Dataset content:
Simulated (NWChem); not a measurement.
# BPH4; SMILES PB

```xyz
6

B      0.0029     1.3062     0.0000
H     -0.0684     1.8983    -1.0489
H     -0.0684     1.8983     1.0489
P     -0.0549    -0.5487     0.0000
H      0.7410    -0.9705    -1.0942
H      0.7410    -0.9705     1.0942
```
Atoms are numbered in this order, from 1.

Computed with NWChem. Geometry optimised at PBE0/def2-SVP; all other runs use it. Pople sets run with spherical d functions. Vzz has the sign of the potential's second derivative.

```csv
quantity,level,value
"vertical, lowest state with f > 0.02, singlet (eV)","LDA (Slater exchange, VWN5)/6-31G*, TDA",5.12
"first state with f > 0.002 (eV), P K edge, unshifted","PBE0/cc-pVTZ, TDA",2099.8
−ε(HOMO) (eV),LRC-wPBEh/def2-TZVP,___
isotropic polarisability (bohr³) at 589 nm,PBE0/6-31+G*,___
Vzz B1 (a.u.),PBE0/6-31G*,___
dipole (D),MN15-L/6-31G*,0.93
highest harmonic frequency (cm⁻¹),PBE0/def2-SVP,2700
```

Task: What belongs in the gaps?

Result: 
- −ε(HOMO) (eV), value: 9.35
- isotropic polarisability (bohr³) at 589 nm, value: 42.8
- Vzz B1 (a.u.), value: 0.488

Required action: Word for word, repeat every record.

Solution:
Simulated (NWChem); not a measurement.
# BPH4; SMILES PB

```xyz
6

B      0.0029     1.3062     0.0000
H     -0.0684     1.8983    -1.0489
H     -0.0684     1.8983     1.0489
P     -0.0549    -0.5487     0.0000
H      0.7410    -0.9705    -1.0942
H      0.7410    -0.9705     1.0942
```
Atoms are numbered in this order, from 1.

Computed with NWChem. Geometry optimised at PBE0/def2-SVP; all other runs use it. Pople sets run with spherical d functions. Vzz has the sign of the potential's second derivative.

```csv
quantity,level,value
"vertical, lowest state with f > 0.02, singlet (eV)","LDA (Slater exchange, VWN5)/6-31G*, TDA",5.12
"first state with f > 0.002 (eV), P K edge, unshifted","PBE0/cc-pVTZ, TDA",2099.8
−ε(HOMO) (eV),LRC-wPBEh/def2-TZVP,___
isotropic polarisability (bohr³) at 589 nm,PBE0/6-31+G*,___
Vzz B1 (a.u.),PBE0/6-31G*,___
dipole (D),MN15-L/6-31G*,0.93
highest harmonic frequency (cm⁻¹),PBE0/def2-SVP,2700
```

Task: What belongs in the gaps?

Result: 
- −ε(HOMO) (eV), value: 9.35
- isotropic polarisability (bohr³) at 589 nm, value: 42.8
- Vzz B1 (a.u.), value: 0.488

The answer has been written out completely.